-------- Stored data

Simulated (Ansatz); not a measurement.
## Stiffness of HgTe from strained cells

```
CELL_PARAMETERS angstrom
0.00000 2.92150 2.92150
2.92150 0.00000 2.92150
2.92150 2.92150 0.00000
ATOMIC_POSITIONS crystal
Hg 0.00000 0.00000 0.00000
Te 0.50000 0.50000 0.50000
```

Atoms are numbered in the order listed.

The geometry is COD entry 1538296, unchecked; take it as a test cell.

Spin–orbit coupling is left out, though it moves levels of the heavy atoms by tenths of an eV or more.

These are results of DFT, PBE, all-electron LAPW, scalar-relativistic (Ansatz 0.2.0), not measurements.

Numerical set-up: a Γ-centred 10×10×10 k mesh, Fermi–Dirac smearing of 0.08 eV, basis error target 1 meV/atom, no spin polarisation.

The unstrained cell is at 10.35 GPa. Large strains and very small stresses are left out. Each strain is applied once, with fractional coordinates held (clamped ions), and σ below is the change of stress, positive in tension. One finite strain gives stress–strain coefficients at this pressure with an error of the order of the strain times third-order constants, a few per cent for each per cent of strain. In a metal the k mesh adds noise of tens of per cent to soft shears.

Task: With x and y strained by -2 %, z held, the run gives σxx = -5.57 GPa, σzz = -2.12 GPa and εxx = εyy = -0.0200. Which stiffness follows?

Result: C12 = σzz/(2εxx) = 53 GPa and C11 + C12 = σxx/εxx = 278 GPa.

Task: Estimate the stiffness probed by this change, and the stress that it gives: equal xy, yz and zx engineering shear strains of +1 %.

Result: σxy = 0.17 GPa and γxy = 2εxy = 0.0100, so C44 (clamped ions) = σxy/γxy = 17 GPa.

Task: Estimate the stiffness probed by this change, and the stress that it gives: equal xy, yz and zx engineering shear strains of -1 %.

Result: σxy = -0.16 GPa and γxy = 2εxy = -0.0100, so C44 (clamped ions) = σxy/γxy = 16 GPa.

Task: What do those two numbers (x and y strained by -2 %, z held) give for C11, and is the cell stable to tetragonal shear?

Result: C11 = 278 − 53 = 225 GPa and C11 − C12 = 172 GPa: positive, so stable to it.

----------------

Print the records verbatim, stopping after the "Spin–orbit coupling is" line.

◆ Reply ◆
Simulated (Ansatz); not a measurement.
## Stiffness of HgTe from strained cells

```
CELL_PARAMETERS angstrom
0.00000 2.92150 2.92150
2.92150 0.00000 2.92150
2.92150 2.92150 0.00000
ATOMIC_POSITIONS crystal
Hg 0.00000 0.00000 0.00000
Te 0.50000 0.50000 0.50000
```

Atoms are numbered in the order listed.

The geometry is COD entry 1538296, unchecked; take it as a test cell.

Spin–orbit coupling is left out, though it moves levels of the heavy atoms by tenths of an eV or more.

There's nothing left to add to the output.